Extracted entries:
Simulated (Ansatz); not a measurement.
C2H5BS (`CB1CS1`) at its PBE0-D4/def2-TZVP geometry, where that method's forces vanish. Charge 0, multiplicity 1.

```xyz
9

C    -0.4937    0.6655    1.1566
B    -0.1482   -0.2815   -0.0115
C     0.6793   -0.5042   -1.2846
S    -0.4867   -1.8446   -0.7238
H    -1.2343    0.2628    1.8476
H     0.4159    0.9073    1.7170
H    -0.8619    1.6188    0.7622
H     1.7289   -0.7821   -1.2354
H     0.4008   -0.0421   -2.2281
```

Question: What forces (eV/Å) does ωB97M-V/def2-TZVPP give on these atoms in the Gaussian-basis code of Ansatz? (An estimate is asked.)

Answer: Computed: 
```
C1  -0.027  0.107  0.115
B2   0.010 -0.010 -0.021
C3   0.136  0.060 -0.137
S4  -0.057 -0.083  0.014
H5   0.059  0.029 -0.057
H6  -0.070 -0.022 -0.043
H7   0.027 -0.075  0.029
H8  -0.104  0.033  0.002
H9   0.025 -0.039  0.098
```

Assigned task: Restate, please, word for word the span of records running from the first line to the line bearing "Question: What forces", both included, and nothing outside it.

Task result:
Simulated (Ansatz); not a measurement.
C2H5BS (`CB1CS1`) at its PBE0-D4/def2-TZVP geometry, where that method's forces vanish. Charge 0, multiplicity 1.

```xyz
9

C    -0.4937    0.6655    1.1566
B    -0.1482   -0.2815   -0.0115
C     0.6793   -0.5042   -1.2846
S    -0.4867   -1.8446   -0.7238
H    -1.2343    0.2628    1.8476
H     0.4159    0.9073    1.7170
H    -0.8619    1.6188    0.7622
H     1.7289   -0.7821   -1.2354
H     0.4008   -0.0421   -2.2281
```

Question: What forces (eV/Å) does ωB97M-V/def2-TZVPP give on these atoms in the Gaussian-basis code of Ansatz? (An estimate is asked.)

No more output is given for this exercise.